# WORK REQUEST
Retype the listing in full. Change nothing.

=== DATASET EXTRACT ===
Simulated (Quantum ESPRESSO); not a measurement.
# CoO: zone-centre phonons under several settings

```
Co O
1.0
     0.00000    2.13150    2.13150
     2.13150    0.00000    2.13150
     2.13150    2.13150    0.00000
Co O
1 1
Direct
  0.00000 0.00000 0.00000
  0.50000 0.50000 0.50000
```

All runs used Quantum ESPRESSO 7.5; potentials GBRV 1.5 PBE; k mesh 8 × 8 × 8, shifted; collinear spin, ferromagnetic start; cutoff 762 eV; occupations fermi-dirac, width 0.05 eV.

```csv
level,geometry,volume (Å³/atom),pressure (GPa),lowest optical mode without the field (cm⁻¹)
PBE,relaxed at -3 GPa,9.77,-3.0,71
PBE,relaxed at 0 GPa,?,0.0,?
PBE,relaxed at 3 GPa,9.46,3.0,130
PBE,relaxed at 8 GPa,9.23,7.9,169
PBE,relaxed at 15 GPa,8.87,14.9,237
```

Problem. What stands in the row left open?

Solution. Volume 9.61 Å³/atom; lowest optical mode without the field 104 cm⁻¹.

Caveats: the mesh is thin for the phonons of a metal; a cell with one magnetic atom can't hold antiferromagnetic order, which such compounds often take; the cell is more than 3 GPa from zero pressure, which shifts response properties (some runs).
===

# REPLY
Simulated (Quantum ESPRESSO); not a measurement.
# CoO: zone-centre phonons under several settings

```
Co O
1.0
     0.00000    2.13150    2.13150
     2.13150    0.00000    2.13150
     2.13150    2.13150    0.00000
Co O
1 1
Direct
  0.00000 0.00000 0.00000
  0.50000 0.50000 0.50000
```

All runs used Quantum ESPRESSO 7.5; potentials GBRV 1.5 PBE; k mesh 8 × 8 × 8, shifted; collinear spin, ferromagnetic start; cutoff 762 eV; occupations fermi-dirac, width 0.05 eV.

```csv
level,geometry,volume (Å³/atom),pressure (GPa),lowest optical mode without the field (cm⁻¹)
PBE,relaxed at -3 GPa,9.77,-3.0,71
PBE,relaxed at 0 GPa,?,0.0,?
PBE,relaxed at 3 GPa,9.46,3.0,130
PBE,relaxed at 8 GPa,9.23,7.9,169
PBE,relaxed at 15 GPa,8.87,14.9,237
```

Problem. What stands in the row left open?

Solution. Volume 9.61 Å³/atom; lowest optical mode without the field 104 cm⁻¹.

Caveats: the mesh is thin for the phonons of a metal; a cell with one magnetic atom can't hold antiferromagnetic order, which such compounds often take; the cell is more than 3 GPa from zero pressure, which shifts response properties (some runs).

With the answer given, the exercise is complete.